───── Record excerpts

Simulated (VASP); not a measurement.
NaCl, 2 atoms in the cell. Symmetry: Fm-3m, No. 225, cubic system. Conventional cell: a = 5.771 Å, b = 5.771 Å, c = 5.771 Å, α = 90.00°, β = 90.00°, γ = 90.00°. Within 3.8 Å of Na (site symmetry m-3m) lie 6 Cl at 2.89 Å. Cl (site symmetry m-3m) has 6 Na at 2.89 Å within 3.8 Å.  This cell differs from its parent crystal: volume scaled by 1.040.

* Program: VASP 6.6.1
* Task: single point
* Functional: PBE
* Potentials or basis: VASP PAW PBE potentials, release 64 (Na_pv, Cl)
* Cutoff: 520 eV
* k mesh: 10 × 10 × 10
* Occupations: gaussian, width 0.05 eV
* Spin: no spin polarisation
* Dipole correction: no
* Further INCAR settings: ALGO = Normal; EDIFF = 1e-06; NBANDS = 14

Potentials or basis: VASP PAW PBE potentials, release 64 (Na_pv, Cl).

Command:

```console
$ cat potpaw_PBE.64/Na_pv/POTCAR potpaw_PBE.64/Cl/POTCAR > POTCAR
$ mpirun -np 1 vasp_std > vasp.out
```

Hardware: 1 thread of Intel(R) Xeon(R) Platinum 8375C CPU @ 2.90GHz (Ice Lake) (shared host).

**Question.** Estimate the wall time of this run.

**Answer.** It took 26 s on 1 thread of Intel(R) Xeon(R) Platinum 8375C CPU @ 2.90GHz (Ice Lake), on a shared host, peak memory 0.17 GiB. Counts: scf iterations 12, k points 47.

──────────

— Work item —
The entire set of records should be returned exactly.

— Task result —
Simulated (VASP); not a measurement.
NaCl, 2 atoms in the cell. Symmetry: Fm-3m, No. 225, cubic system. Conventional cell: a = 5.771 Å, b = 5.771 Å, c = 5.771 Å, α = 90.00°, β = 90.00°, γ = 90.00°. Within 3.8 Å of Na (site symmetry m-3m) lie 6 Cl at 2.89 Å. Cl (site symmetry m-3m) has 6 Na at 2.89 Å within 3.8 Å.  This cell differs from its parent crystal: volume scaled by 1.040.

* Program: VASP 6.6.1
* Task: single point
* Functional: PBE
* Potentials or basis: VASP PAW PBE potentials, release 64 (Na_pv, Cl)
* Cutoff: 520 eV
* k mesh: 10 × 10 × 10
* Occupations: gaussian, width 0.05 eV
* Spin: no spin polarisation
* Dipole correction: no
* Further INCAR settings: ALGO = Normal; EDIFF = 1e-06; NBANDS = 14

Potentials or basis: VASP PAW PBE potentials, release 64 (Na_pv, Cl).

Command:

```console
$ cat potpaw_PBE.64/Na_pv/POTCAR potpaw_PBE.64/Cl/POTCAR > POTCAR
$ mpirun -np 1 vasp_std > vasp.out
```

Hardware: 1 thread of Intel(R) Xeon(R) Platinum 8375C CPU @ 2.90GHz (Ice Lake) (shared host).

**Question.** Estimate the wall time of this run.

**Answer.** It took 26 s on 1 thread of Intel(R) Xeon(R) Platinum 8375C CPU @ 2.90GHz (Ice Lake), on a shared host, peak memory 0.17 GiB. Counts: scf iterations 12, k points 47.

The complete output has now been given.